§ **WORK REQUEST**: All entries should be output exactly as they stand.

-- THE DATA follows --
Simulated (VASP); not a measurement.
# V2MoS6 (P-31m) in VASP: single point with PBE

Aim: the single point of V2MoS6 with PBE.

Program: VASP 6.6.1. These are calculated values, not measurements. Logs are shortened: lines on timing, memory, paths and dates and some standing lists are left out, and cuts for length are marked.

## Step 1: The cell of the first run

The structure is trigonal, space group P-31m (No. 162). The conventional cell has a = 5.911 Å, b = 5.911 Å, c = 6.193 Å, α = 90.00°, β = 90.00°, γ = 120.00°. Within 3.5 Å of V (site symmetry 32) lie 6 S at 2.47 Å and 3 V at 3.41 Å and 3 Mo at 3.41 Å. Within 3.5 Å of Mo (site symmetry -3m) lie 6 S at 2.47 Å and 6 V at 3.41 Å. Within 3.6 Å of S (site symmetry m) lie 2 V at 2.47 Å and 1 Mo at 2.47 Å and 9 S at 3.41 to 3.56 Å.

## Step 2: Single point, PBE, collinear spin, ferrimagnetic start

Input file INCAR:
-- THE DATA concluded --

§ **TASK ANSWER**:
Simulated (VASP); not a measurement.
# V2MoS6 (P-31m) in VASP: single point with PBE

Aim: the single point of V2MoS6 with PBE.

Program: VASP 6.6.1. These are calculated values, not measurements. Logs are shortened: lines on timing, memory, paths and dates and some standing lists are left out, and cuts for length are marked.

## Step 1: The cell of the first run

The structure is trigonal, space group P-31m (No. 162). The conventional cell has a = 5.911 Å, b = 5.911 Å, c = 6.193 Å, α = 90.00°, β = 90.00°, γ = 120.00°. Within 3.5 Å of V (site symmetry 32) lie 6 S at 2.47 Å and 3 V at 3.41 Å and 3 Mo at 3.41 Å. Within 3.5 Å of Mo (site symmetry -3m) lie 6 S at 2.47 Å and 6 V at 3.41 Å. Within 3.6 Å of S (site symmetry m) lie 2 V at 2.47 Å and 1 Mo at 2.47 Å and 9 S at 3.41 to 3.56 Å.

## Step 2: Single point, PBE, collinear spin, ferrimagnetic start

Input file INCAR:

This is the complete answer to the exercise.